• Data:
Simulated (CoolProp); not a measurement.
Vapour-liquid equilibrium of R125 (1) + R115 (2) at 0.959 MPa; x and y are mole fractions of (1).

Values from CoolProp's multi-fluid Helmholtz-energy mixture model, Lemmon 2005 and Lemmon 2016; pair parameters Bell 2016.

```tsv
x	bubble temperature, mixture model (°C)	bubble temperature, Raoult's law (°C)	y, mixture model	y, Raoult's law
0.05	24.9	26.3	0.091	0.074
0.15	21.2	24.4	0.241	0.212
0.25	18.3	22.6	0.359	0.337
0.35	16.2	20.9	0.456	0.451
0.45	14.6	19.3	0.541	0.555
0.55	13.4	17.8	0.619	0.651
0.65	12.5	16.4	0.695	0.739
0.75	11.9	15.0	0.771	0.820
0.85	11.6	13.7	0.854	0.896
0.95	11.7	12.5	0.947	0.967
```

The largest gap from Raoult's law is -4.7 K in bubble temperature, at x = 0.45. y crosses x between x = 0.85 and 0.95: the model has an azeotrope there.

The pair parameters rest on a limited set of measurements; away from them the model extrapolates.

• Activity:
Reproduce, exactly and without additions, the run of lines from the start of the listing above to the line bearing "The largest gap", inclusive.

• Exercise result:
Simulated (CoolProp); not a measurement.
Vapour-liquid equilibrium of R125 (1) + R115 (2) at 0.959 MPa; x and y are mole fractions of (1).

Values from CoolProp's multi-fluid Helmholtz-energy mixture model, Lemmon 2005 and Lemmon 2016; pair parameters Bell 2016.

```tsv
x	bubble temperature, mixture model (°C)	bubble temperature, Raoult's law (°C)	y, mixture model	y, Raoult's law
0.05	24.9	26.3	0.091	0.074
0.15	21.2	24.4	0.241	0.212
0.25	18.3	22.6	0.359	0.337
0.35	16.2	20.9	0.456	0.451
0.45	14.6	19.3	0.541	0.555
0.55	13.4	17.8	0.619	0.651
0.65	12.5	16.4	0.695	0.739
0.75	11.9	15.0	0.771	0.820
0.85	11.6	13.7	0.854	0.896
0.95	11.7	12.5	0.947	0.967
```

The largest gap from Raoult's law is -4.7 K in bubble temperature, at x = 0.45. y crosses x between x = 0.85 and 0.95: the model has an azeotrope there.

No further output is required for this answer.